WORK REQUEST
In the answer, every entry must appear exactly as given.

□ □ □ □ □ □ □

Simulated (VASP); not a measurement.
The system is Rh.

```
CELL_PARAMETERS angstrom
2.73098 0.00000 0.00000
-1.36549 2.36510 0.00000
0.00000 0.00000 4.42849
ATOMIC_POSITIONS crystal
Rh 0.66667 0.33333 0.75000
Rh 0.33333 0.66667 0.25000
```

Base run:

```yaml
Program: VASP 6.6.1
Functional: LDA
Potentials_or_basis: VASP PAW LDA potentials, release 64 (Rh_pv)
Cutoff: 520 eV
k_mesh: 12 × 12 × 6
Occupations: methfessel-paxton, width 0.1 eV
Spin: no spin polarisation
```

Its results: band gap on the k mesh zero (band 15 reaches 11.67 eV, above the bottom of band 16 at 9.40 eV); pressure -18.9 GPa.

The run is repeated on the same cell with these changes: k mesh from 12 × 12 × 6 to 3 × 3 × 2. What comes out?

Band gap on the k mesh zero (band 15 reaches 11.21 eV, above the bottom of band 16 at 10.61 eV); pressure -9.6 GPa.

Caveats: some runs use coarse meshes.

□ □ □ □ □ □ □

EXERCISE SOLUTION
Simulated (VASP); not a measurement.
The system is Rh.

```
CELL_PARAMETERS angstrom
2.73098 0.00000 0.00000
-1.36549 2.36510 0.00000
0.00000 0.00000 4.42849
ATOMIC_POSITIONS crystal
Rh 0.66667 0.33333 0.75000
Rh 0.33333 0.66667 0.25000
```

Base run:

```yaml
Program: VASP 6.6.1
Functional: LDA
Potentials_or_basis: VASP PAW LDA potentials, release 64 (Rh_pv)
Cutoff: 520 eV
k_mesh: 12 × 12 × 6
Occupations: methfessel-paxton, width 0.1 eV
Spin: no spin polarisation
```

Its results: band gap on the k mesh zero (band 15 reaches 11.67 eV, above the bottom of band 16 at 9.40 eV); pressure -18.9 GPa.

The run is repeated on the same cell with these changes: k mesh from 12 × 12 × 6 to 3 × 3 × 2. What comes out?

Band gap on the k mesh zero (band 15 reaches 11.21 eV, above the bottom of band 16 at 10.61 eV); pressure -9.6 GPa.

Caveats: some runs use coarse meshes.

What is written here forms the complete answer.